### [Records provided]
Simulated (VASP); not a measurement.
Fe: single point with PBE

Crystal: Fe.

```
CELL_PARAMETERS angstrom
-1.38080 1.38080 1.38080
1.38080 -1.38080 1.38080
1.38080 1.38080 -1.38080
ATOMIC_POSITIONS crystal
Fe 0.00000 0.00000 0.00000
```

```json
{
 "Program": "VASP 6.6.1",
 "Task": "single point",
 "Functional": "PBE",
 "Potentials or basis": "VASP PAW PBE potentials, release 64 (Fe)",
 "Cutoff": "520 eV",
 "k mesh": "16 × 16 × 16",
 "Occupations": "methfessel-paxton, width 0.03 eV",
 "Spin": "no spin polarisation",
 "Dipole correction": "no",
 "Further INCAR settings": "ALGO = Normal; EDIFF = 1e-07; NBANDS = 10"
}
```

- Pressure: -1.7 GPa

### [Task item]
Keeping each line intact, set down the entire listing once more.

### [Written solution]
Simulated (VASP); not a measurement.
Fe: single point with PBE

Crystal: Fe.

```
CELL_PARAMETERS angstrom
-1.38080 1.38080 1.38080
1.38080 -1.38080 1.38080
1.38080 1.38080 -1.38080
ATOMIC_POSITIONS crystal
Fe 0.00000 0.00000 0.00000
```

```json
{
 "Program": "VASP 6.6.1",
 "Task": "single point",
 "Functional": "PBE",
 "Potentials or basis": "VASP PAW PBE potentials, release 64 (Fe)",
 "Cutoff": "520 eV",
 "k mesh": "16 × 16 × 16",
 "Occupations": "methfessel-paxton, width 0.03 eV",
 "Spin": "no spin polarisation",
 "Dipole correction": "no",
 "Further INCAR settings": "ALGO = Normal; EDIFF = 1e-07; NBANDS = 10"
}
```

- Pressure: -1.7 GPa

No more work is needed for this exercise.